* ASSIGNED TASK *
All of the entries must be output exactly as they are.

● ● ●
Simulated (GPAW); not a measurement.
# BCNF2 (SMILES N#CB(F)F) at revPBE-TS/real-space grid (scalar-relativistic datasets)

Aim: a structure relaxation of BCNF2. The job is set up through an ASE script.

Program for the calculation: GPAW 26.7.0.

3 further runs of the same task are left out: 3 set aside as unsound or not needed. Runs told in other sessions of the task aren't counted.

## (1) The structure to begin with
● ● ●

* TASK OUTPUT *
Simulated (GPAW); not a measurement.
# BCNF2 (SMILES N#CB(F)F) at revPBE-TS/real-space grid (scalar-relativistic datasets)

Aim: a structure relaxation of BCNF2. The job is set up through an ASE script.

Program for the calculation: GPAW 26.7.0.

3 further runs of the same task are left out: 3 set aside as unsound or not needed. Runs told in other sessions of the task aren't counted.

## (1) The structure to begin with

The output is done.